- ASSIGNMENT -
The full data must be written out exactly, with every line included.

- DATASET RECORDS -
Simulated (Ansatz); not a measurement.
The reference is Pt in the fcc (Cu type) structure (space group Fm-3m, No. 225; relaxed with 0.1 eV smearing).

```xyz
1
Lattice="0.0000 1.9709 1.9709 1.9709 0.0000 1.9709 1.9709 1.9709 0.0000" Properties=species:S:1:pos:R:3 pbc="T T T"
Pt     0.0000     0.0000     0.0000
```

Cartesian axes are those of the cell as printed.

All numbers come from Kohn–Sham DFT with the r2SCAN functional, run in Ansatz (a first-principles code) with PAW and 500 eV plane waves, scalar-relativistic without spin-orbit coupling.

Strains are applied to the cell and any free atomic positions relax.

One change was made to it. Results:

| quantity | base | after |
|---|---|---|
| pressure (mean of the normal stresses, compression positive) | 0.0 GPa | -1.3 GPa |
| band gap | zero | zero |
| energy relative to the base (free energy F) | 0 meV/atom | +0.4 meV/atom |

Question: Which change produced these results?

- TASK RESPONSE -
Simulated (Ansatz); not a measurement.
The reference is Pt in the fcc (Cu type) structure (space group Fm-3m, No. 225; relaxed with 0.1 eV smearing).

```xyz
1
Lattice="0.0000 1.9709 1.9709 1.9709 0.0000 1.9709 1.9709 1.9709 0.0000" Properties=species:S:1:pos:R:3 pbc="T T T"
Pt     0.0000     0.0000     0.0000
```

Cartesian axes are those of the cell as printed.

All numbers come from Kohn–Sham DFT with the r2SCAN functional, run in Ansatz (a first-principles code) with PAW and 500 eV plane waves, scalar-relativistic without spin-orbit coupling.

Strains are applied to the cell and any free atomic positions relax.

One change was made to it. Results:

| quantity | base | after |
|---|---|---|
| pressure (mean of the normal stresses, compression positive) | 0.0 GPa | -1.3 GPa |
| band gap | zero | zero |
| energy relative to the base (free energy F) | 0 meV/atom | +0.4 meV/atom |

Question: Which change produced these results?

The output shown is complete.